** Opening Extracted information block **

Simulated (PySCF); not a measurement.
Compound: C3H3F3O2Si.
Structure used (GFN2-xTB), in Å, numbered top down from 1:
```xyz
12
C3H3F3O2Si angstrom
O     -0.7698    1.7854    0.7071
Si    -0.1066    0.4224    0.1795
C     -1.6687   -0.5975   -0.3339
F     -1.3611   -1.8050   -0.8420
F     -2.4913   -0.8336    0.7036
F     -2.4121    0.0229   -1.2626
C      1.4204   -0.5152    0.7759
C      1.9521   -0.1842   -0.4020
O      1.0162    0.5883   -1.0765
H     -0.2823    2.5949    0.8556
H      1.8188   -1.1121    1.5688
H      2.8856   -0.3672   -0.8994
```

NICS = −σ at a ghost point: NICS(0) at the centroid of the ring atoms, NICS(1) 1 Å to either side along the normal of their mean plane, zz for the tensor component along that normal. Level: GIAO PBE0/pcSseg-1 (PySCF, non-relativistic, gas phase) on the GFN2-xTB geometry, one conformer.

** Closing Extracted information block **

● **Work order**
The entries above must be written out again exactly as they are.

● **Response**
Simulated (PySCF); not a measurement.
Compound: C3H3F3O2Si.
Structure used (GFN2-xTB), in Å, numbered top down from 1:
```xyz
12
C3H3F3O2Si angstrom
O     -0.7698    1.7854    0.7071
Si    -0.1066    0.4224    0.1795
C     -1.6687   -0.5975   -0.3339
F     -1.3611   -1.8050   -0.8420
F     -2.4913   -0.8336    0.7036
F     -2.4121    0.0229   -1.2626
C      1.4204   -0.5152    0.7759
C      1.9521   -0.1842   -0.4020
O      1.0162    0.5883   -1.0765
H     -0.2823    2.5949    0.8556
H      1.8188   -1.1121    1.5688
H      2.8856   -0.3672   -0.8994
```

NICS = −σ at a ghost point: NICS(0) at the centroid of the ring atoms, NICS(1) 1 Å to either side along the normal of their mean plane, zz for the tensor component along that normal. Level: GIAO PBE0/pcSseg-1 (PySCF, non-relativistic, gas phase) on the GFN2-xTB geometry, one conformer.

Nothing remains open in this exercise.